• **TASK ITEM**: For the material below, output exactly the span from the line with "0.00 | 0.16 |" to the line with "-1.8 | - | 0.16 |", including both, and nothing besides.

┌──

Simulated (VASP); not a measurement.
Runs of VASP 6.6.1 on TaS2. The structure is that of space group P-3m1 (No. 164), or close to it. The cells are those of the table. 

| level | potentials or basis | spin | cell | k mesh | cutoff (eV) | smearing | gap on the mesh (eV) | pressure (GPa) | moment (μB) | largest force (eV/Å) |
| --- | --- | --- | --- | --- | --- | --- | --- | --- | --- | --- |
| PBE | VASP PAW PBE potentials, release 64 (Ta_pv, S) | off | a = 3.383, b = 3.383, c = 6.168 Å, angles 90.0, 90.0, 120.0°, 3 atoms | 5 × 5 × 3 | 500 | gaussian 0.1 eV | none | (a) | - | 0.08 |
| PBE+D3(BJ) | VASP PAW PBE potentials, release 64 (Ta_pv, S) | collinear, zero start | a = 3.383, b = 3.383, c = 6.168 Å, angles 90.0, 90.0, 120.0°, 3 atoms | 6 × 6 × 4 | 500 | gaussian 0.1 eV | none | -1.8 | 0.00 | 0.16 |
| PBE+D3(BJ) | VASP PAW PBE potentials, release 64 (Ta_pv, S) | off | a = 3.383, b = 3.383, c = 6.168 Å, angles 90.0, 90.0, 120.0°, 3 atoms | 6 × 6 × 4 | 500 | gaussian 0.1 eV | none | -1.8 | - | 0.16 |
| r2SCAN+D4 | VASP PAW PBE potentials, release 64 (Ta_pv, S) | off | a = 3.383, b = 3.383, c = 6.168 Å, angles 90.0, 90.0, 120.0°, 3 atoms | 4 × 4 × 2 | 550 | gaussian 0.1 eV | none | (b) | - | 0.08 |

└──

• **SOLUTION**:
| PBE+D3(BJ) | VASP PAW PBE potentials, release 64 (Ta_pv, S) | collinear, zero start | a = 3.383, b = 3.383, c = 6.168 Å, angles 90.0, 90.0, 120.0°, 3 atoms | 6 × 6 × 4 | 500 | gaussian 0.1 eV | none | -1.8 | 0.00 | 0.16 |
| PBE+D3(BJ) | VASP PAW PBE potentials, release 64 (Ta_pv, S) | off | a = 3.383, b = 3.383, c = 6.168 Å, angles 90.0, 90.0, 120.0°, 3 atoms | 6 × 6 × 4 | 500 | gaussian 0.1 eV | none | -1.8 | - | 0.16 |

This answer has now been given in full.